- **Requirement**
Your answer should be the data below, reproduced with nothing changed.

-------

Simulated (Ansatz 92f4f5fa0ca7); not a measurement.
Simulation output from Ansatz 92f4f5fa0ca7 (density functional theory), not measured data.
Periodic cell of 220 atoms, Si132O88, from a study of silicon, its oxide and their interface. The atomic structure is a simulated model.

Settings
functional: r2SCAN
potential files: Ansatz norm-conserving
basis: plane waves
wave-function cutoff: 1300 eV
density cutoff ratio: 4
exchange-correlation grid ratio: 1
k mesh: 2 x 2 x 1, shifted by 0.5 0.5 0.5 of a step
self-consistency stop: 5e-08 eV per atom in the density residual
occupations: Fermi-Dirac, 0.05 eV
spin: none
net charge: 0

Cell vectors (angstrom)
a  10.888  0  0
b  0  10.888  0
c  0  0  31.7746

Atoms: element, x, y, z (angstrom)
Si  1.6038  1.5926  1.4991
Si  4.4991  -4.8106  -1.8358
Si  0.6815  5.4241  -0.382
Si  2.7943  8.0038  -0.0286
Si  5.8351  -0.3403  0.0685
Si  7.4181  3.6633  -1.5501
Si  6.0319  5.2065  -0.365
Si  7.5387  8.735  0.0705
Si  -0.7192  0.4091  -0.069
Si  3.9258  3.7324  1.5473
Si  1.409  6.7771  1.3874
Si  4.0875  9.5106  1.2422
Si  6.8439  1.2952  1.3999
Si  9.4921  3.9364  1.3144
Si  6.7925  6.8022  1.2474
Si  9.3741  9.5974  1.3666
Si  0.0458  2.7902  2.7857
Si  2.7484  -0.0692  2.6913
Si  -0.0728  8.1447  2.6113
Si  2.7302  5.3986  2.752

-------

- **Your solution**
Simulated (Ansatz 92f4f5fa0ca7); not a measurement.
Simulation output from Ansatz 92f4f5fa0ca7 (density functional theory), not measured data.
Periodic cell of 220 atoms, Si132O88, from a study of silicon, its oxide and their interface. The atomic structure is a simulated model.

Settings
functional: r2SCAN
potential files: Ansatz norm-conserving
basis: plane waves
wave-function cutoff: 1300 eV
density cutoff ratio: 4
exchange-correlation grid ratio: 1
k mesh: 2 x 2 x 1, shifted by 0.5 0.5 0.5 of a step
self-consistency stop: 5e-08 eV per atom in the density residual
occupations: Fermi-Dirac, 0.05 eV
spin: none
net charge: 0

Cell vectors (angstrom)
a  10.888  0  0
b  0  10.888  0
c  0  0  31.7746

Atoms: element, x, y, z (angstrom)
Si  1.6038  1.5926  1.4991
Si  4.4991  -4.8106  -1.8358
Si  0.6815  5.4241  -0.382
Si  2.7943  8.0038  -0.0286
Si  5.8351  -0.3403  0.0685
Si  7.4181  3.6633  -1.5501
Si  6.0319  5.2065  -0.365
Si  7.5387  8.735  0.0705
Si  -0.7192  0.4091  -0.069
Si  3.9258  3.7324  1.5473
Si  1.409  6.7771  1.3874
Si  4.0875  9.5106  1.2422
Si  6.8439  1.2952  1.3999
Si  9.4921  3.9364  1.3144
Si  6.7925  6.8022  1.2474
Si  9.3741  9.5974  1.3666
Si  0.0458  2.7902  2.7857
Si  2.7484  -0.0692  2.6913
Si  -0.0728  8.1447  2.6113
Si  2.7302  5.3986  2.752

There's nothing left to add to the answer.